----------

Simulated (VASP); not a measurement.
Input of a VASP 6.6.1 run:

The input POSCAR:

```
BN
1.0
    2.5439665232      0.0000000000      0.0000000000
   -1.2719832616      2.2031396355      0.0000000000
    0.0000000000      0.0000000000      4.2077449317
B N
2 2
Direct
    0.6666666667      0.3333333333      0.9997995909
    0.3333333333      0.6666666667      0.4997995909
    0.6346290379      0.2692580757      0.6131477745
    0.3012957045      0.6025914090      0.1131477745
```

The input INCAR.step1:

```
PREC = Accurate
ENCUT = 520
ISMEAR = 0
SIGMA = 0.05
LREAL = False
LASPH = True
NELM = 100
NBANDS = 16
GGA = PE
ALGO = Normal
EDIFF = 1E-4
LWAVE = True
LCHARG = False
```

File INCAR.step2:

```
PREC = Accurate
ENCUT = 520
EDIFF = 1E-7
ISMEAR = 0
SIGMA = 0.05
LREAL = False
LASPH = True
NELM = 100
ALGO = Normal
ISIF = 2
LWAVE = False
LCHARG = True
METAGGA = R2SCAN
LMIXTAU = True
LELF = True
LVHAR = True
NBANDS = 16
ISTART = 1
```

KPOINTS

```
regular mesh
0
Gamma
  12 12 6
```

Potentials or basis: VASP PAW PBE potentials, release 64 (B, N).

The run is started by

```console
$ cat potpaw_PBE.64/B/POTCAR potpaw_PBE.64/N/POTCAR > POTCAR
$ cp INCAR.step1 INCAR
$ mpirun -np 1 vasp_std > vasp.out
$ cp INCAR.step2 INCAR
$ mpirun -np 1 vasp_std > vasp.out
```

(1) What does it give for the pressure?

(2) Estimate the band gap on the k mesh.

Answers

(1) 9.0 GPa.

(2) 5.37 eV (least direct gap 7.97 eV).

----------

▶ Work task: Please copy out each record, character for character.

▶ Response:
Simulated (VASP); not a measurement.
Input of a VASP 6.6.1 run:

The input POSCAR:

```
BN
1.0
    2.5439665232      0.0000000000      0.0000000000
   -1.2719832616      2.2031396355      0.0000000000
    0.0000000000      0.0000000000      4.2077449317
B N
2 2
Direct
    0.6666666667      0.3333333333      0.9997995909
    0.3333333333      0.6666666667      0.4997995909
    0.6346290379      0.2692580757      0.6131477745
    0.3012957045      0.6025914090      0.1131477745
```

The input INCAR.step1:

```
PREC = Accurate
ENCUT = 520
ISMEAR = 0
SIGMA = 0.05
LREAL = False
LASPH = True
NELM = 100
NBANDS = 16
GGA = PE
ALGO = Normal
EDIFF = 1E-4
LWAVE = True
LCHARG = False
```

File INCAR.step2:

```
PREC = Accurate
ENCUT = 520
EDIFF = 1E-7
ISMEAR = 0
SIGMA = 0.05
LREAL = False
LASPH = True
NELM = 100
ALGO = Normal
ISIF = 2
LWAVE = False
LCHARG = True
METAGGA = R2SCAN
LMIXTAU = True
LELF = True
LVHAR = True
NBANDS = 16
ISTART = 1
```

KPOINTS

```
regular mesh
0
Gamma
  12 12 6
```

Potentials or basis: VASP PAW PBE potentials, release 64 (B, N).

The run is started by

```console
$ cat potpaw_PBE.64/B/POTCAR potpaw_PBE.64/N/POTCAR > POTCAR
$ cp INCAR.step1 INCAR
$ mpirun -np 1 vasp_std > vasp.out
$ cp INCAR.step2 INCAR
$ mpirun -np 1 vasp_std > vasp.out
```

(1) What does it give for the pressure?

(2) Estimate the band gap on the k mesh.

Answers

(1) 9.0 GPa.

(2) 5.37 eV (least direct gap 7.97 eV).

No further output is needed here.